▸ Task item:
It is required that all of the data be written out exactly.

■ ■ ■ ■ ■ ■ ■
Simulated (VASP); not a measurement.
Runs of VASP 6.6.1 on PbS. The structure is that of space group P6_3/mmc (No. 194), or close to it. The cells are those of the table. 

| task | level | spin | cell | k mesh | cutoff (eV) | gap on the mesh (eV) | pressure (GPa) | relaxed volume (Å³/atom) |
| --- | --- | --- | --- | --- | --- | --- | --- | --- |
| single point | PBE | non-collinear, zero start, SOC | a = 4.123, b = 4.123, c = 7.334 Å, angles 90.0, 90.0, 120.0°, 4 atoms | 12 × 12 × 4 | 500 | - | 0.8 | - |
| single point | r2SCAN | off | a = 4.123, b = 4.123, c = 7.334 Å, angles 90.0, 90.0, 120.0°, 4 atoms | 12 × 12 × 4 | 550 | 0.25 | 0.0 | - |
■ ■ ■ ■ ■ ■ ■

▸ Answer box:
Simulated (VASP); not a measurement.
Runs of VASP 6.6.1 on PbS. The structure is that of space group P6_3/mmc (No. 194), or close to it. The cells are those of the table. 

| task | level | spin | cell | k mesh | cutoff (eV) | gap on the mesh (eV) | pressure (GPa) | relaxed volume (Å³/atom) |
| --- | --- | --- | --- | --- | --- | --- | --- | --- |
| single point | PBE | non-collinear, zero start, SOC | a = 4.123, b = 4.123, c = 7.334 Å, angles 90.0, 90.0, 120.0°, 4 atoms | 12 × 12 × 4 | 500 | - | 0.8 | - |
| single point | r2SCAN | off | a = 4.123, b = 4.123, c = 7.334 Å, angles 90.0, 90.0, 120.0°, 4 atoms | 12 × 12 × 4 | 550 | 0.25 | 0.0 | - |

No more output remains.